[Opening Dataset section]
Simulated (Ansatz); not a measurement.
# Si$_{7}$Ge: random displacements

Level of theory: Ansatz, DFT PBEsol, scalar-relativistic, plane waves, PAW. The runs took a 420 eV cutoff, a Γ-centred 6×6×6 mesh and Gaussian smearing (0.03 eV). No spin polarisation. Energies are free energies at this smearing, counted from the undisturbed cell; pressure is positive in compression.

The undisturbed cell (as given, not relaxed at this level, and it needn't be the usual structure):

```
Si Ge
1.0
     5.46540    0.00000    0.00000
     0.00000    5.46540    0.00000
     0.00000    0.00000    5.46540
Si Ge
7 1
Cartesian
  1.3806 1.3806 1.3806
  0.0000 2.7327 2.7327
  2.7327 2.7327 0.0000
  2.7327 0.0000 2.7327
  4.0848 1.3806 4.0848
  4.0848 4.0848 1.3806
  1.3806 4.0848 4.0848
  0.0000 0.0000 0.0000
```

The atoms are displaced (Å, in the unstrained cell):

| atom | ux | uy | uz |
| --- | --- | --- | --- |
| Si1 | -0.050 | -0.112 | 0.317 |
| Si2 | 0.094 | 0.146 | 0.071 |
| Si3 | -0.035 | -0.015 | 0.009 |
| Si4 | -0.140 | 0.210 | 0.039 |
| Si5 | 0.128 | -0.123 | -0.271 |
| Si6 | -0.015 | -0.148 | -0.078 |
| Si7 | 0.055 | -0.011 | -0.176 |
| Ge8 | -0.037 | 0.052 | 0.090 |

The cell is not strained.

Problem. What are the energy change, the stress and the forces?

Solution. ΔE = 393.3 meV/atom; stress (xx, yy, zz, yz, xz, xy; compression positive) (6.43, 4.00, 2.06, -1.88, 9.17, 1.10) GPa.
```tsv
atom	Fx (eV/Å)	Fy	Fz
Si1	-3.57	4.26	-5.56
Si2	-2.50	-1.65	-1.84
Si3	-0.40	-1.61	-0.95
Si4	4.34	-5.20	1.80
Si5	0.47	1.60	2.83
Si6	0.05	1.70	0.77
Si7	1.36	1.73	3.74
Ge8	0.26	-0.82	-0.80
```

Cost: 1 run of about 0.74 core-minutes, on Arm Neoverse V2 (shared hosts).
[Closing Dataset section]

# Action item:
Could you restate word for word the lines above, from the one that contains "The undisturbed cell (as" through the one that contains "-0.112 | 0.317 |", and no others?

# Problem solution:
The undisturbed cell (as given, not relaxed at this level, and it needn't be the usual structure):

```
Si Ge
1.0
     5.46540    0.00000    0.00000
     0.00000    5.46540    0.00000
     0.00000    0.00000    5.46540
Si Ge
7 1
Cartesian
  1.3806 1.3806 1.3806
  0.0000 2.7327 2.7327
  2.7327 2.7327 0.0000
  2.7327 0.0000 2.7327
  4.0848 1.3806 4.0848
  4.0848 4.0848 1.3806
  1.3806 4.0848 4.0848
  0.0000 0.0000 0.0000
```

The atoms are displaced (Å, in the unstrained cell):

| atom | ux | uy | uz |
| --- | --- | --- | --- |
| Si1 | -0.050 | -0.112 | 0.317 |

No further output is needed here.